#### Assignment:
Copy the lines exactly. Begin at the first line of the data and stop after the line with "All numbers are".

#### Source data:
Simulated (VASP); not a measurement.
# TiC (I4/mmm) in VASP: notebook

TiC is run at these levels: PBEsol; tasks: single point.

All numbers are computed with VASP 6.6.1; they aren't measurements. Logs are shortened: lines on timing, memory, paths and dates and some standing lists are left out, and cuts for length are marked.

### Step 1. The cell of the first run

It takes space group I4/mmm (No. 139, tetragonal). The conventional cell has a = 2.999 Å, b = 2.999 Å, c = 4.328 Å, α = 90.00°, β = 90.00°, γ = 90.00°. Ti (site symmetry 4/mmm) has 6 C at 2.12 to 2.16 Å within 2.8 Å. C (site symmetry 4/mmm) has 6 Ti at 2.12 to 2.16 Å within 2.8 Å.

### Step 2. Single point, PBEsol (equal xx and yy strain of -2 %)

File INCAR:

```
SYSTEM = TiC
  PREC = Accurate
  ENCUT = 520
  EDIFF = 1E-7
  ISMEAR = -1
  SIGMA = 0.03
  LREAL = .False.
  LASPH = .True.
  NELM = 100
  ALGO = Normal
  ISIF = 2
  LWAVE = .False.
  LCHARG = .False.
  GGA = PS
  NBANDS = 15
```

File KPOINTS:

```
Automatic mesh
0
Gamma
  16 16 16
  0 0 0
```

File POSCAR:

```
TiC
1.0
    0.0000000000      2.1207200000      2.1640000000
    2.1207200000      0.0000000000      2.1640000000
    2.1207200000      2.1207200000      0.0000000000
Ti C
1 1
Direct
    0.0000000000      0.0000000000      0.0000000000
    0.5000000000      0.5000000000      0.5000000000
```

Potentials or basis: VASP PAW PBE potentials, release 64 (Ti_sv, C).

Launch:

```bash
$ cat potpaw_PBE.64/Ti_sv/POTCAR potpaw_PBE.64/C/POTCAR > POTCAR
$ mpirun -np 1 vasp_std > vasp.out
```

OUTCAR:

#### Exercise answer:
Simulated (VASP); not a measurement.
# TiC (I4/mmm) in VASP: notebook

TiC is run at these levels: PBEsol; tasks: single point.

All numbers are computed with VASP 6.6.1; they aren't measurements. Logs are shortened: lines on timing, memory, paths and dates and some standing lists are left out, and cuts for length are marked.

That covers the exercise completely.